Available data
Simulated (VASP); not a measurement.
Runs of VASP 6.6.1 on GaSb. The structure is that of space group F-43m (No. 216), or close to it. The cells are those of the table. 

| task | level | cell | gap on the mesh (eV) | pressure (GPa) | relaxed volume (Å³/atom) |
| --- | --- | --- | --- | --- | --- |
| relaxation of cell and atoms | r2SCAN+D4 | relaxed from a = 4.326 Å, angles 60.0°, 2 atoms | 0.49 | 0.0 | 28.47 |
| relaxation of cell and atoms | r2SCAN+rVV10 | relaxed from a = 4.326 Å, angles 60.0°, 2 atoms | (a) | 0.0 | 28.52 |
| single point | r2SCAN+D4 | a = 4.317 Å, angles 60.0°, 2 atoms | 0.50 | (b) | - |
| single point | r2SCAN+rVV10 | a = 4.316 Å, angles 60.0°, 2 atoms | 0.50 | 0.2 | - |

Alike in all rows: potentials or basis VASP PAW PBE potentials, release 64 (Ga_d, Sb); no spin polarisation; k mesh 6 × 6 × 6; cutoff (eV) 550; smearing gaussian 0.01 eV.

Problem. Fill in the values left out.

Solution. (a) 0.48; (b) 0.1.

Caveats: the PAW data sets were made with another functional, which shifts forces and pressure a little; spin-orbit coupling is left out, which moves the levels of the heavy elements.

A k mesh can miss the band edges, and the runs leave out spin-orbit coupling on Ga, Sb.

Work instruction
Quote the data above verbatim from its first line to the line that includes "atoms | 0.50 | (b) | - |", with both boundary lines retained.

Written response
Simulated (VASP); not a measurement.
Runs of VASP 6.6.1 on GaSb. The structure is that of space group F-43m (No. 216), or close to it. The cells are those of the table. 

| task | level | cell | gap on the mesh (eV) | pressure (GPa) | relaxed volume (Å³/atom) |
| --- | --- | --- | --- | --- | --- |
| relaxation of cell and atoms | r2SCAN+D4 | relaxed from a = 4.326 Å, angles 60.0°, 2 atoms | 0.49 | 0.0 | 28.47 |
| relaxation of cell and atoms | r2SCAN+rVV10 | relaxed from a = 4.326 Å, angles 60.0°, 2 atoms | (a) | 0.0 | 28.52 |
| single point | r2SCAN+D4 | a = 4.317 Å, angles 60.0°, 2 atoms | 0.50 | (b) | - |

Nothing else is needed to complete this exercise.